* Study material *
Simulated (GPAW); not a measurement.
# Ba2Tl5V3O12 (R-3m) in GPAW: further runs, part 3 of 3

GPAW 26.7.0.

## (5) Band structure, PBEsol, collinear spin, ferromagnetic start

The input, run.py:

* Required action *
Reply by returning the full set of records above exactly.

* Response box *
Simulated (GPAW); not a measurement.
# Ba2Tl5V3O12 (R-3m) in GPAW: further runs, part 3 of 3

GPAW 26.7.0.

## (5) Band structure, PBEsol, collinear spin, ferromagnetic start

The input, run.py:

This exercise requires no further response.